- Requirement:
Would you write out, word for word, each line of the records below from the top through the one holding "Then −Δσ_ii/ε with"?

• • • •

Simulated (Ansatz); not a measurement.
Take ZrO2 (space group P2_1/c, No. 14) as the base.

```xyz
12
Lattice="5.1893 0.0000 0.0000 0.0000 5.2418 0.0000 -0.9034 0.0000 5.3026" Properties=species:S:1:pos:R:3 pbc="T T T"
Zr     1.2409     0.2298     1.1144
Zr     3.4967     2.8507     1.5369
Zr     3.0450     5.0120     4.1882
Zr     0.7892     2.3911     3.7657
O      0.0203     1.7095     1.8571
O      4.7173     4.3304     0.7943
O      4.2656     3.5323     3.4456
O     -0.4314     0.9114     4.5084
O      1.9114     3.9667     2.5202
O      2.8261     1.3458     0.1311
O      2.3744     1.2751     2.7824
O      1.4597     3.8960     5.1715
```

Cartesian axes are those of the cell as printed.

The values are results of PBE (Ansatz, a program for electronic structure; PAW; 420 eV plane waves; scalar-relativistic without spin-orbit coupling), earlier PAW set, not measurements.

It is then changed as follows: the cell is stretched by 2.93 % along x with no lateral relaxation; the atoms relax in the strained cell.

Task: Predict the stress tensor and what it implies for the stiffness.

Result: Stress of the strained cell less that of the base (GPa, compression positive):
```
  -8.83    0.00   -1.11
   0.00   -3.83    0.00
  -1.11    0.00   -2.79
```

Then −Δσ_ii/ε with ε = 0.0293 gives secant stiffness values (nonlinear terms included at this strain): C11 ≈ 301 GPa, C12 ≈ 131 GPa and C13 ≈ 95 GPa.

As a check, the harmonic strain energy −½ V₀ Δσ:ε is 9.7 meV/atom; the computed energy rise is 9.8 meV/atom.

• • • •

- Exercise output:
Simulated (Ansatz); not a measurement.
Take ZrO2 (space group P2_1/c, No. 14) as the base.

```xyz
12
Lattice="5.1893 0.0000 0.0000 0.0000 5.2418 0.0000 -0.9034 0.0000 5.3026" Properties=species:S:1:pos:R:3 pbc="T T T"
Zr     1.2409     0.2298     1.1144
Zr     3.4967     2.8507     1.5369
Zr     3.0450     5.0120     4.1882
Zr     0.7892     2.3911     3.7657
O      0.0203     1.7095     1.8571
O      4.7173     4.3304     0.7943
O      4.2656     3.5323     3.4456
O     -0.4314     0.9114     4.5084
O      1.9114     3.9667     2.5202
O      2.8261     1.3458     0.1311
O      2.3744     1.2751     2.7824
O      1.4597     3.8960     5.1715
```

Cartesian axes are those of the cell as printed.

The values are results of PBE (Ansatz, a program for electronic structure; PAW; 420 eV plane waves; scalar-relativistic without spin-orbit coupling), earlier PAW set, not measurements.

It is then changed as follows: the cell is stretched by 2.93 % along x with no lateral relaxation; the atoms relax in the strained cell.

Task: Predict the stress tensor and what it implies for the stiffness.

Result: Stress of the strained cell less that of the base (GPa, compression positive):
```
  -8.83    0.00   -1.11
   0.00   -3.83    0.00
  -1.11    0.00   -2.79
```

Then −Δσ_ii/ε with ε = 0.0293 gives secant stiffness values (nonlinear terms included at this strain): C11 ≈ 301 GPa, C12 ≈ 131 GPa and C13 ≈ 95 GPa.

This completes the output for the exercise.